^^^^^^^^^^^^^^^^

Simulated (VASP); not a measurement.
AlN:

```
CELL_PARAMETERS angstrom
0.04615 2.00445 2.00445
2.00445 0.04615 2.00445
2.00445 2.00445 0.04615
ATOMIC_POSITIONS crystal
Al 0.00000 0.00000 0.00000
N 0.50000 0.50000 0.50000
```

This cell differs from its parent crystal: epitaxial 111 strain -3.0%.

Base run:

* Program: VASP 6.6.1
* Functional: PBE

^^^^^^^^^^^^^^^^

== ACTION ITEM ==
Each entry above must be repeated exactly, with nothing dropped.

== WRITTEN REPLY ==
Simulated (VASP); not a measurement.
AlN:

```
CELL_PARAMETERS angstrom
0.04615 2.00445 2.00445
2.00445 0.04615 2.00445
2.00445 2.00445 0.04615
ATOMIC_POSITIONS crystal
Al 0.00000 0.00000 0.00000
N 0.50000 0.50000 0.50000
```

This cell differs from its parent crystal: epitaxial 111 strain -3.0%.

Base run:

* Program: VASP 6.6.1
* Functional: PBE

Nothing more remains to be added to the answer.